*TASK ITEM*.
If a line comes after the one containing "Mixture: H2 : O2", leave it out; copy every line before it, and that line too, exactly as written, starting from the first line of the entries.

*PROVIDED INFORMATION*.
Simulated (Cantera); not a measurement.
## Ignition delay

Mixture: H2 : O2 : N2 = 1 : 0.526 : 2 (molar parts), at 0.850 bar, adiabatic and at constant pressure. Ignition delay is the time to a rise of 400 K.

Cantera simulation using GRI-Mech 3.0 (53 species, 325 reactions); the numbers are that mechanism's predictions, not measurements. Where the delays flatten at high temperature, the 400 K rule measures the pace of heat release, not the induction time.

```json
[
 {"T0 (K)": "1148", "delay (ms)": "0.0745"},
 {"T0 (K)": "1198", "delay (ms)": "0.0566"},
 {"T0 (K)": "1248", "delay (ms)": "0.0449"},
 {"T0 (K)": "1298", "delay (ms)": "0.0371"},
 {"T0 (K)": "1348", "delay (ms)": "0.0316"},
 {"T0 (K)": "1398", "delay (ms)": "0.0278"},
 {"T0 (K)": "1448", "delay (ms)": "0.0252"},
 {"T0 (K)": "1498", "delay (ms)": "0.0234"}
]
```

*REPLY*.
Simulated (Cantera); not a measurement.
## Ignition delay

Mixture: H2 : O2 : N2 = 1 : 0.526 : 2 (molar parts), at 0.850 bar, adiabatic and at constant pressure. Ignition delay is the time to a rise of 400 K.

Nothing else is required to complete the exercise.